● **Information supplied**:
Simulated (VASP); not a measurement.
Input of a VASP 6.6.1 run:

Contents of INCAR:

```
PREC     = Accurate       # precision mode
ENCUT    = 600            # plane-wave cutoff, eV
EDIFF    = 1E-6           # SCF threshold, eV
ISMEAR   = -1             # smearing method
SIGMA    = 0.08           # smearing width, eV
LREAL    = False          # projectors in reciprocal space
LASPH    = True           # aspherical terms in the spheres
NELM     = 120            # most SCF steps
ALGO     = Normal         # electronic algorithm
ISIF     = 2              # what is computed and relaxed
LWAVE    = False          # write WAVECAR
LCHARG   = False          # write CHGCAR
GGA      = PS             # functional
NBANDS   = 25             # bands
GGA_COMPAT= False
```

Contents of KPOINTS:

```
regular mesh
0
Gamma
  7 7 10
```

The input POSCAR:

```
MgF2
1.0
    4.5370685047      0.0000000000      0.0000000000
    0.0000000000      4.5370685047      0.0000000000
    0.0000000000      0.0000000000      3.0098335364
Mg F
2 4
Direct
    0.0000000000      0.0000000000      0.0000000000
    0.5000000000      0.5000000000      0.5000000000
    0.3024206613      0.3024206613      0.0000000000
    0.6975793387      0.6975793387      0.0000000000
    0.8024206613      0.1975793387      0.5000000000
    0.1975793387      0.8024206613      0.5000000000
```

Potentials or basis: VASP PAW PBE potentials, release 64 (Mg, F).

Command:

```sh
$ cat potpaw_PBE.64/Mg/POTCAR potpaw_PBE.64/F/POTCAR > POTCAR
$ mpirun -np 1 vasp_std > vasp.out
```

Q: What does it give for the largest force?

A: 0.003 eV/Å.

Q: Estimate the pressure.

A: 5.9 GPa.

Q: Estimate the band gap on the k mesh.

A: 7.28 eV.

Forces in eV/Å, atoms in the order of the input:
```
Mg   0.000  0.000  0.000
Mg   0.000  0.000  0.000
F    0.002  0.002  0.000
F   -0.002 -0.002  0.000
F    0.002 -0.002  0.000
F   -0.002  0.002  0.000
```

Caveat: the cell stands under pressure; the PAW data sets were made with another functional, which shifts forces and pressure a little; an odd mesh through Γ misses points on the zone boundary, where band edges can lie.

● **Work request**: Transcribe the records from their first line. Stop after the line with "Q: Estimate the band gap on the k mesh.", including it.

● **Solution**:
Simulated (VASP); not a measurement.
Input of a VASP 6.6.1 run:

Contents of INCAR:

```
PREC     = Accurate       # precision mode
ENCUT    = 600            # plane-wave cutoff, eV
EDIFF    = 1E-6           # SCF threshold, eV
ISMEAR   = -1             # smearing method
SIGMA    = 0.08           # smearing width, eV
LREAL    = False          # projectors in reciprocal space
LASPH    = True           # aspherical terms in the spheres
NELM     = 120            # most SCF steps
ALGO     = Normal         # electronic algorithm
ISIF     = 2              # what is computed and relaxed
LWAVE    = False          # write WAVECAR
LCHARG   = False          # write CHGCAR
GGA      = PS             # functional
NBANDS   = 25             # bands
GGA_COMPAT= False
```

Contents of KPOINTS:

```
regular mesh
0
Gamma
  7 7 10
```

The input POSCAR:

```
MgF2
1.0
    4.5370685047      0.0000000000      0.0000000000
    0.0000000000      4.5370685047      0.0000000000
    0.0000000000      0.0000000000      3.0098335364
Mg F
2 4
Direct
    0.0000000000      0.0000000000      0.0000000000
    0.5000000000      0.5000000000      0.5000000000
    0.3024206613      0.3024206613      0.0000000000
    0.6975793387      0.6975793387      0.0000000000
    0.8024206613      0.1975793387      0.5000000000
    0.1975793387      0.8024206613      0.5000000000
```

Potentials or basis: VASP PAW PBE potentials, release 64 (Mg, F).

Command:

```sh
$ cat potpaw_PBE.64/Mg/POTCAR potpaw_PBE.64/F/POTCAR > POTCAR
$ mpirun -np 1 vasp_std > vasp.out
```

Q: What does it give for the largest force?

A: 0.003 eV/Å.

Q: Estimate the pressure.

A: 5.9 GPa.

Q: Estimate the band gap on the k mesh.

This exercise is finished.